◆ **Supplied records**:
——

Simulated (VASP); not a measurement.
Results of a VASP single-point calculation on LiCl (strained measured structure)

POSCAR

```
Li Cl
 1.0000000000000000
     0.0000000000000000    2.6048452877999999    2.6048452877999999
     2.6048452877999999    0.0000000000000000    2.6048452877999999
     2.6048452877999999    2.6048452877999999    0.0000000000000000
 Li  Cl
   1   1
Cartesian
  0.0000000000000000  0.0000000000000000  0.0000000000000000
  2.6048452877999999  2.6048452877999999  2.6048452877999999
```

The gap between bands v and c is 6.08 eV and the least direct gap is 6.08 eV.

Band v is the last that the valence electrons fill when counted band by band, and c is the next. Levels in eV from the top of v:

——

◆ **Work task**:
Reproduce exactly what is written in the listing above.

◆ **Answer area**:
Simulated (VASP); not a measurement.
Results of a VASP single-point calculation on LiCl (strained measured structure)

POSCAR

```
Li Cl
 1.0000000000000000
     0.0000000000000000    2.6048452877999999    2.6048452877999999
     2.6048452877999999    0.0000000000000000    2.6048452877999999
     2.6048452877999999    2.6048452877999999    0.0000000000000000
 Li  Cl
   1   1
Cartesian
  0.0000000000000000  0.0000000000000000  0.0000000000000000
  2.6048452877999999  2.6048452877999999  2.6048452877999999
```

The gap between bands v and c is 6.08 eV and the least direct gap is 6.08 eV.

Band v is the last that the valence electrons fill when counted band by band, and c is the next. Levels in eV from the top of v:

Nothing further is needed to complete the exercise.